**WORK REQUEST:** In the entries below, find the line with "Question: Estimate the missing entries." and the line with "Answer: (a) -4.1; (b) 0.23.". Return those two lines and all lines between them, exactly.

**DATA SUPPLIED:**
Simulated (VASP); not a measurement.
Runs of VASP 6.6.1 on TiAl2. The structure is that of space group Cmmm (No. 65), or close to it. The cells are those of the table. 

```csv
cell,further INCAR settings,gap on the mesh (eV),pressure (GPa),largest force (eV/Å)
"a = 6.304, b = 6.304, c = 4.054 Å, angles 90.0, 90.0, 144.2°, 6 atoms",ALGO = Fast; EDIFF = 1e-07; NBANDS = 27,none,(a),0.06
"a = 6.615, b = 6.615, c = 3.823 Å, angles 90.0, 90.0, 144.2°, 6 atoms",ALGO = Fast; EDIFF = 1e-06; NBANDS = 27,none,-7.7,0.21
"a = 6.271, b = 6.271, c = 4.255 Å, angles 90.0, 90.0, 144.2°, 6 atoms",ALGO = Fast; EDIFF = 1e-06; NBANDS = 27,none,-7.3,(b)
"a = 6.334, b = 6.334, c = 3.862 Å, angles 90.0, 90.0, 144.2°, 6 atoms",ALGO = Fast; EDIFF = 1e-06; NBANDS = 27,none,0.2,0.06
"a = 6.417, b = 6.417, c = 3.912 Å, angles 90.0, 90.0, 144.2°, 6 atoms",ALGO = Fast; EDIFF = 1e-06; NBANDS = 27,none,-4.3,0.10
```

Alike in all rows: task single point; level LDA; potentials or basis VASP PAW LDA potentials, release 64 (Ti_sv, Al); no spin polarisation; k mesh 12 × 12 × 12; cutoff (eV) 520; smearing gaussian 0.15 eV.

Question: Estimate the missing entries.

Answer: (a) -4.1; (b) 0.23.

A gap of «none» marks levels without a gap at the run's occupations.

**EXERCISE RESULT:**
Question: Estimate the missing entries.

Answer: (a) -4.1; (b) 0.23.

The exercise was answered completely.